- Work task
Lines after the one containing "Question: Work out" are to be omitted; print exactly each line from the start of the records up to and including it.

Start of Recorded data

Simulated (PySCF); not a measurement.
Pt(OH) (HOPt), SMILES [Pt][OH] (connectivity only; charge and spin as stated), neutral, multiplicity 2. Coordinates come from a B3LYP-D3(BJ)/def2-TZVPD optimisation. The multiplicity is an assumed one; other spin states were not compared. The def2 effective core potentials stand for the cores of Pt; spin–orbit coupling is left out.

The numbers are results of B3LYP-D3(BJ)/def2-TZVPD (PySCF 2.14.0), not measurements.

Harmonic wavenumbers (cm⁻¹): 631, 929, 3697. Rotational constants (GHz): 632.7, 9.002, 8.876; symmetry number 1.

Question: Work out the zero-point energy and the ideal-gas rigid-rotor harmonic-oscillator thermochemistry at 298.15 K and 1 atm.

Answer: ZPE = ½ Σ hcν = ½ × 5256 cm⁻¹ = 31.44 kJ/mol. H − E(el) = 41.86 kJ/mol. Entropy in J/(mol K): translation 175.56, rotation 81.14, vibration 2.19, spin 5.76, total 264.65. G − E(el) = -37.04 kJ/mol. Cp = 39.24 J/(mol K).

End of Recorded data

- Task response
Simulated (PySCF); not a measurement.
Pt(OH) (HOPt), SMILES [Pt][OH] (connectivity only; charge and spin as stated), neutral, multiplicity 2. Coordinates come from a B3LYP-D3(BJ)/def2-TZVPD optimisation. The multiplicity is an assumed one; other spin states were not compared. The def2 effective core potentials stand for the cores of Pt; spin–orbit coupling is left out.

The numbers are results of B3LYP-D3(BJ)/def2-TZVPD (PySCF 2.14.0), not measurements.

Harmonic wavenumbers (cm⁻¹): 631, 929, 3697. Rotational constants (GHz): 632.7, 9.002, 8.876; symmetry number 1.

Question: Work out the zero-point energy and the ideal-gas rigid-rotor harmonic-oscillator thermochemistry at 298.15 K and 1 atm.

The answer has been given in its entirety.